◆ Supplied data
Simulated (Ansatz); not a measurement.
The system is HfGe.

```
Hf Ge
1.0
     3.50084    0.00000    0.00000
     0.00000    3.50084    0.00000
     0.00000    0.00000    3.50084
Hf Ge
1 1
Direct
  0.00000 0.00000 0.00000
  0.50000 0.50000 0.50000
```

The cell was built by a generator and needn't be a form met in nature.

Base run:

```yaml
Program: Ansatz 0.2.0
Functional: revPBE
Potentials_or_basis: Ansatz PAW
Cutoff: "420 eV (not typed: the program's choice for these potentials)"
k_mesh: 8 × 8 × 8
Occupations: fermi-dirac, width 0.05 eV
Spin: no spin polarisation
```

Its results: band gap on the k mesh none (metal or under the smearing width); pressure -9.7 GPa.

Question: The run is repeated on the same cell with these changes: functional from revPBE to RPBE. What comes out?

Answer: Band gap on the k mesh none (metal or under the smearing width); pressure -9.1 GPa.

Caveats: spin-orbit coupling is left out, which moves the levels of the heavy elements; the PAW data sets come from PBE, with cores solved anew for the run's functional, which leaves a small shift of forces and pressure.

◆ Requirement
Set down the lines of the listing above verbatim, first line through the line containing "Its results: band", inclusive; add no other lines.

◆ Exercise output
Simulated (Ansatz); not a measurement.
The system is HfGe.

```
Hf Ge
1.0
     3.50084    0.00000    0.00000
     0.00000    3.50084    0.00000
     0.00000    0.00000    3.50084
Hf Ge
1 1
Direct
  0.00000 0.00000 0.00000
  0.50000 0.50000 0.50000
```

The cell was built by a generator and needn't be a form met in nature.

Base run:

```yaml
Program: Ansatz 0.2.0
Functional: revPBE
Potentials_or_basis: Ansatz PAW
Cutoff: "420 eV (not typed: the program's choice for these potentials)"
k_mesh: 8 × 8 × 8
Occupations: fermi-dirac, width 0.05 eV
Spin: no spin polarisation
```

Its results: band gap on the k mesh none (metal or under the smearing width); pressure -9.7 GPa.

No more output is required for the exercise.